RECORDED INFORMATION:
▬▬▬▬▬▬
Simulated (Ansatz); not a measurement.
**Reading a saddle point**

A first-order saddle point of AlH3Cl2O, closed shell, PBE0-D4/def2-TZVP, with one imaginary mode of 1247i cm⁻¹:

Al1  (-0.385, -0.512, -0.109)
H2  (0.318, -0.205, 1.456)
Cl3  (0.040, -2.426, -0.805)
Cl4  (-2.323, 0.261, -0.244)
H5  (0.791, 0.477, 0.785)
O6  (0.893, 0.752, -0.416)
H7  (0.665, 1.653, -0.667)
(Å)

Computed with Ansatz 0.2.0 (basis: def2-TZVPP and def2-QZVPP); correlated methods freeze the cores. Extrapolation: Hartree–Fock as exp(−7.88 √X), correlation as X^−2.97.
▬▬▬▬▬▬

REQUIREMENT: Exactly reproduce the material above.

REPLY:
Simulated (Ansatz); not a measurement.
**Reading a saddle point**

A first-order saddle point of AlH3Cl2O, closed shell, PBE0-D4/def2-TZVP, with one imaginary mode of 1247i cm⁻¹:

Al1  (-0.385, -0.512, -0.109)
H2  (0.318, -0.205, 1.456)
Cl3  (0.040, -2.426, -0.805)
Cl4  (-2.323, 0.261, -0.244)
H5  (0.791, 0.477, 0.785)
O6  (0.893, 0.752, -0.416)
H7  (0.665, 1.653, -0.667)
(Å)

Computed with Ansatz 0.2.0 (basis: def2-TZVPP and def2-QZVPP); correlated methods freeze the cores. Extrapolation: Hartree–Fock as exp(−7.88 √X), correlation as X^−2.97.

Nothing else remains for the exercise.